* [Assignment]: Print, in exact form, the lines below from the one containing "Ansatz 0.2.0 |" through the one containing "pressure (GPa): -8.1.", and omit all others.

* [Records supplied]:
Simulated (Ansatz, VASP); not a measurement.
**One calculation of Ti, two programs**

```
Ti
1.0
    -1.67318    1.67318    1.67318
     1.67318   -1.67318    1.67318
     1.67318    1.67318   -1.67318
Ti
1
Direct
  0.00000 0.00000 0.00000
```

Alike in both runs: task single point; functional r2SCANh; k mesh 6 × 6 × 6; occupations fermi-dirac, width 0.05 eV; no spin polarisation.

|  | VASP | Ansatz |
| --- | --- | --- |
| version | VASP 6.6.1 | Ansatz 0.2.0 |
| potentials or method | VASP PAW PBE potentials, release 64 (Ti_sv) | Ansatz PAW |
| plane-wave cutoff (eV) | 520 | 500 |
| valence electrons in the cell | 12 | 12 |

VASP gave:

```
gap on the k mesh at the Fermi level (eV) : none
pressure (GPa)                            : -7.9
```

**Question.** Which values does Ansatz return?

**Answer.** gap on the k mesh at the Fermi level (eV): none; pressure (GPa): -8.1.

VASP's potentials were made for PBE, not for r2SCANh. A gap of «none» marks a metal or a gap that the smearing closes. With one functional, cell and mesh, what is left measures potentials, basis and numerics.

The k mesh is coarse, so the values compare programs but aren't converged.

* [Answer section]:
| version | VASP 6.6.1 | Ansatz 0.2.0 |
| potentials or method | VASP PAW PBE potentials, release 64 (Ti_sv) | Ansatz PAW |
| plane-wave cutoff (eV) | 520 | 500 |
| valence electrons in the cell | 12 | 12 |

VASP gave:

```
gap on the k mesh at the Fermi level (eV) : none
pressure (GPa)                            : -7.9
```

**Question.** Which values does Ansatz return?

**Answer.** gap on the k mesh at the Fermi level (eV): none; pressure (GPa): -8.1.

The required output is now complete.